== Material supplied
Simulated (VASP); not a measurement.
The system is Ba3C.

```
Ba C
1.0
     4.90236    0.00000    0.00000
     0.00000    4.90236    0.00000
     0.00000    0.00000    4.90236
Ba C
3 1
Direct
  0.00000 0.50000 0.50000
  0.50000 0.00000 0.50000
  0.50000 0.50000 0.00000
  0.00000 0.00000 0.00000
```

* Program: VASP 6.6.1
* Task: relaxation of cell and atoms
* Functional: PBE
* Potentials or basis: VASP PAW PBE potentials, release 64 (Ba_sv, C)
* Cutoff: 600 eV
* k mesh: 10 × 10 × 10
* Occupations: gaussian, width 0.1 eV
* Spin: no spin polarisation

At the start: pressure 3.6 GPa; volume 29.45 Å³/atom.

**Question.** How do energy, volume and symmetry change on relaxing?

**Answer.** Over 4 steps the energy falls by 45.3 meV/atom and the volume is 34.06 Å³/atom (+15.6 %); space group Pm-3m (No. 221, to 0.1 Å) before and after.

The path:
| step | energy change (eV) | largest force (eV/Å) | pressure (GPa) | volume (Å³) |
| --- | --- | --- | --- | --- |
====

- [Requirement]: Would you please copy, word for word, everything above from the line containing "change on relaxing?" down to the line containing "volume (Å³) |", those two lines included?

- [Answer space]:
**Question.** How do energy, volume and symmetry change on relaxing?

**Answer.** Over 4 steps the energy falls by 45.3 meV/atom and the volume is 34.06 Å³/atom (+15.6 %); space group Pm-3m (No. 221, to 0.1 Å) before and after.

The path:
| step | energy change (eV) | largest force (eV/Å) | pressure (GPa) | volume (Å³) |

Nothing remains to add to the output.